• BRIEF:
For this task, retype the records below exactly.

• GIVEN ENTRIES:
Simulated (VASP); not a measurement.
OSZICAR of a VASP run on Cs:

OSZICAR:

• ANSWER SPACE:
Simulated (VASP); not a measurement.
OSZICAR of a VASP run on Cs:

OSZICAR:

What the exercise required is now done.